Exercise:
Word for word, retype the first line of the records and every following line through the one containing "0.41 | 0.61 |".

++++++++++++++++++++
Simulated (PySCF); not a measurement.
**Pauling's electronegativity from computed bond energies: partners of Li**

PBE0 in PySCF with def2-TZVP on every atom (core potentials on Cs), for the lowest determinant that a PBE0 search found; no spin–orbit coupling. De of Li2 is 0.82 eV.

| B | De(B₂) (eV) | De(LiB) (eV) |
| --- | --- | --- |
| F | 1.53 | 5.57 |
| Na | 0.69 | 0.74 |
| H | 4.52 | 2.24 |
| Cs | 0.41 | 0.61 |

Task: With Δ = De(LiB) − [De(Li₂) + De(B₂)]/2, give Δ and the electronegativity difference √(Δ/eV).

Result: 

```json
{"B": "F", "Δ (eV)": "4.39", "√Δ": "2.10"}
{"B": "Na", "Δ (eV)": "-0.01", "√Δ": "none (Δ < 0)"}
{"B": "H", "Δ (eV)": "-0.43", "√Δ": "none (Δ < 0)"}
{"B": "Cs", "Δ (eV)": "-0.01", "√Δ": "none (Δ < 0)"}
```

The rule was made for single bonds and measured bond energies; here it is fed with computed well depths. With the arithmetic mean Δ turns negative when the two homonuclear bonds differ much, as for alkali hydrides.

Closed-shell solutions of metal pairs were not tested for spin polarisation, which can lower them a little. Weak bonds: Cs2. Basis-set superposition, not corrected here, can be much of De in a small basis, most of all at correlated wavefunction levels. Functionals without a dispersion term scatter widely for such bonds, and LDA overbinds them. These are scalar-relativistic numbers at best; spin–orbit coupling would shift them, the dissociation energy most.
++++++++++++++++++++

Answer box:
Simulated (PySCF); not a measurement.
**Pauling's electronegativity from computed bond energies: partners of Li**

PBE0 in PySCF with def2-TZVP on every atom (core potentials on Cs), for the lowest determinant that a PBE0 search found; no spin–orbit coupling. De of Li2 is 0.82 eV.

| B | De(B₂) (eV) | De(LiB) (eV) |
| --- | --- | --- |
| F | 1.53 | 5.57 |
| Na | 0.69 | 0.74 |
| H | 4.52 | 2.24 |
| Cs | 0.41 | 0.61 |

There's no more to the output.